:::

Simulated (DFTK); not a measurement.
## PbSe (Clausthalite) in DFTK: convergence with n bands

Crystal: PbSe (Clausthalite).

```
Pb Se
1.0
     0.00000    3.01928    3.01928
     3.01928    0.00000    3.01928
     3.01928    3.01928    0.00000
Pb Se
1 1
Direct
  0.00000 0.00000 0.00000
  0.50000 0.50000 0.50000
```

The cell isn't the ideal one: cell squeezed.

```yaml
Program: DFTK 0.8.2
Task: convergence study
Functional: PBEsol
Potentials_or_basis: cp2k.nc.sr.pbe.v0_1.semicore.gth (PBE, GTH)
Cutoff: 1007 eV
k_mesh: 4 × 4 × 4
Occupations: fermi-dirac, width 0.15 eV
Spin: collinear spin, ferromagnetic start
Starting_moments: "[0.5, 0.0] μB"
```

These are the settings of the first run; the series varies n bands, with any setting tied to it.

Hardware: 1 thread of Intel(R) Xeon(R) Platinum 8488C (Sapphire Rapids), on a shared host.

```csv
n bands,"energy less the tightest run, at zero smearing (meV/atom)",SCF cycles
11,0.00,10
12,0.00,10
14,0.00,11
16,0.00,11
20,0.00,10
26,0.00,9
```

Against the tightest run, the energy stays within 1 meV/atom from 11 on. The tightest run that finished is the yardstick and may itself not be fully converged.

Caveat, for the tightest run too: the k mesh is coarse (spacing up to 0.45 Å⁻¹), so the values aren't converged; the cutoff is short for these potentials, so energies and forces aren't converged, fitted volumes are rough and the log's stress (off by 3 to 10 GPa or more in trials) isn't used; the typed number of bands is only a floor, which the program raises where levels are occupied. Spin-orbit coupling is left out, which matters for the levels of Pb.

:::

**Work instruction**. Find the line with "Crystal: PbSe (Clausthalite)." in the entries above. Retype it and each line after it, exactly, through the line with "Against the tightest", and stop there.

**Expected answer**.
Crystal: PbSe (Clausthalite).

```
Pb Se
1.0
     0.00000    3.01928    3.01928
     3.01928    0.00000    3.01928
     3.01928    3.01928    0.00000
Pb Se
1 1
Direct
  0.00000 0.00000 0.00000
  0.50000 0.50000 0.50000
```

The cell isn't the ideal one: cell squeezed.

```yaml
Program: DFTK 0.8.2
Task: convergence study
Functional: PBEsol
Potentials_or_basis: cp2k.nc.sr.pbe.v0_1.semicore.gth (PBE, GTH)
Cutoff: 1007 eV
k_mesh: 4 × 4 × 4
Occupations: fermi-dirac, width 0.15 eV
Spin: collinear spin, ferromagnetic start
Starting_moments: "[0.5, 0.0] μB"
```

These are the settings of the first run; the series varies n bands, with any setting tied to it.

Hardware: 1 thread of Intel(R) Xeon(R) Platinum 8488C (Sapphire Rapids), on a shared host.

```csv
n bands,"energy less the tightest run, at zero smearing (meV/atom)",SCF cycles
11,0.00,10
12,0.00,10
14,0.00,11
16,0.00,11
20,0.00,10
26,0.00,9
```

Against the tightest run, the energy stays within 1 meV/atom from 11 on. The tightest run that finished is the yardstick and may itself not be fully converged.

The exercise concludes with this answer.